Source material –
Start of Block

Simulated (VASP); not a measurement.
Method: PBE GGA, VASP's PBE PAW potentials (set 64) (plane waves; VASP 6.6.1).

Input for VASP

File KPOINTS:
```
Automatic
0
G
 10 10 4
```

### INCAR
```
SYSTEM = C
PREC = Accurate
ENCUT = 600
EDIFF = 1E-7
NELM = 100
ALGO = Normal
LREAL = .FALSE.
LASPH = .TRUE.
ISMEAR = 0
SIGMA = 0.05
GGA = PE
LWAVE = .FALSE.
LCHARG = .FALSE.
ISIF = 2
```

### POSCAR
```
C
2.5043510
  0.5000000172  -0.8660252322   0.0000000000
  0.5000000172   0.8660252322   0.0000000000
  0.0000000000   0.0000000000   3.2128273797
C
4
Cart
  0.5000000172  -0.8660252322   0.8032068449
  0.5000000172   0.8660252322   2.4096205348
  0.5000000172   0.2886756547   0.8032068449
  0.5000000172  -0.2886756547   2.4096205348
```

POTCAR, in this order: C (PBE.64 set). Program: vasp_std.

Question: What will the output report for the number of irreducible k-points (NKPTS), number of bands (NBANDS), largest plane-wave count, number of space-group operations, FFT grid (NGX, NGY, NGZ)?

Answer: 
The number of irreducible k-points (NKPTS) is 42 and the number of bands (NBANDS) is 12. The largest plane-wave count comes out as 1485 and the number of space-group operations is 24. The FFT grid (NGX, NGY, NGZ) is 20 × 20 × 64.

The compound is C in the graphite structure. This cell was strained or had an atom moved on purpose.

End of Block

Work instruction –
Every entry is to be copied exactly, with none omitted.

Answer box –
Simulated (VASP); not a measurement.
Method: PBE GGA, VASP's PBE PAW potentials (set 64) (plane waves; VASP 6.6.1).

Input for VASP

File KPOINTS:
```
Automatic
0
G
 10 10 4
```

### INCAR
```
SYSTEM = C
PREC = Accurate
ENCUT = 600
EDIFF = 1E-7
NELM = 100
ALGO = Normal
LREAL = .FALSE.
LASPH = .TRUE.
ISMEAR = 0
SIGMA = 0.05
GGA = PE
LWAVE = .FALSE.
LCHARG = .FALSE.
ISIF = 2
```

### POSCAR
```
C
2.5043510
  0.5000000172  -0.8660252322   0.0000000000
  0.5000000172   0.8660252322   0.0000000000
  0.0000000000   0.0000000000   3.2128273797
C
4
Cart
  0.5000000172  -0.8660252322   0.8032068449
  0.5000000172   0.8660252322   2.4096205348
  0.5000000172   0.2886756547   0.8032068449
  0.5000000172  -0.2886756547   2.4096205348
```

POTCAR, in this order: C (PBE.64 set). Program: vasp_std.

Question: What will the output report for the number of irreducible k-points (NKPTS), number of bands (NBANDS), largest plane-wave count, number of space-group operations, FFT grid (NGX, NGY, NGZ)?

Answer: 
The number of irreducible k-points (NKPTS) is 42 and the number of bands (NBANDS) is 12. The largest plane-wave count comes out as 1485 and the number of space-group operations is 24. The FFT grid (NGX, NGY, NGZ) is 20 × 20 × 64.

The compound is C in the graphite structure. This cell was strained or had an atom moved on purpose.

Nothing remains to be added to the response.